§ **WORK REQUEST**: Repeat exactly, please, the lines that begin at the start of the listing and end at the line holding "One input on".

++++++++++++++++++++
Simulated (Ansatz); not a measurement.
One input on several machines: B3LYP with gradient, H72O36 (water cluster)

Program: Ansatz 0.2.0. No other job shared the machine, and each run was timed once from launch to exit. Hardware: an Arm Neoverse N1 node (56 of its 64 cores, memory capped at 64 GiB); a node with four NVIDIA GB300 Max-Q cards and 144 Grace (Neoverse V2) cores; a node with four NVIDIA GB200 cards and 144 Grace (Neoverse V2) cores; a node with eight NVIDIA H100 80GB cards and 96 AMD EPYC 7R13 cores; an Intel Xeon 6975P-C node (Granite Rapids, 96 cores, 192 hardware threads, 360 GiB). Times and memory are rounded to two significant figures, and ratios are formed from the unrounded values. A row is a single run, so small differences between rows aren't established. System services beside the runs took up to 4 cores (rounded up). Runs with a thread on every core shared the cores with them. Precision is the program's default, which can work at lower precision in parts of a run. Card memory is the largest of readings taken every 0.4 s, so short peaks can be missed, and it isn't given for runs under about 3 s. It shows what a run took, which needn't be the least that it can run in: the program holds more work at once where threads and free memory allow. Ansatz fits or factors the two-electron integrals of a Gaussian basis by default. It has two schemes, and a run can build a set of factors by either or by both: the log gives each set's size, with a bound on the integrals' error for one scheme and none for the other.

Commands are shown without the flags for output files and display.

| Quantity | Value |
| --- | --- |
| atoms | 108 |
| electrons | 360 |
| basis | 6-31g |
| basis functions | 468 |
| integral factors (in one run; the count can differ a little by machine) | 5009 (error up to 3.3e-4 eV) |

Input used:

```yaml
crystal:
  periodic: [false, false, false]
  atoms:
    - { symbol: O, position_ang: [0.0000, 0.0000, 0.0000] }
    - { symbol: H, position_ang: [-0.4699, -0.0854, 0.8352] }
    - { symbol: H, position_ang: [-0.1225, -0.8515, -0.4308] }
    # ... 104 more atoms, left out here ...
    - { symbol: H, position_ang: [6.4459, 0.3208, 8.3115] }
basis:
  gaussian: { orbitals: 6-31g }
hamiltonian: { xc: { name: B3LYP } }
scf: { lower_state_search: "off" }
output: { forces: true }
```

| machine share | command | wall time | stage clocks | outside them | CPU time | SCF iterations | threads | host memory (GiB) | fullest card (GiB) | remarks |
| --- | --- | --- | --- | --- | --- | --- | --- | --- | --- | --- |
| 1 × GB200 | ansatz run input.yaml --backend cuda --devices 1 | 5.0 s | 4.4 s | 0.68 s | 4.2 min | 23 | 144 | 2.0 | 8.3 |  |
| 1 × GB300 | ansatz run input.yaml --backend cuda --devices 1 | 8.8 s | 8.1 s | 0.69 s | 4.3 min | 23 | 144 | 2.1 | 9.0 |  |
++++++++++++++++++++

§ **EXERCISE RESPONSE**:
Simulated (Ansatz); not a measurement.
One input on several machines: B3LYP with gradient, H72O36 (water cluster)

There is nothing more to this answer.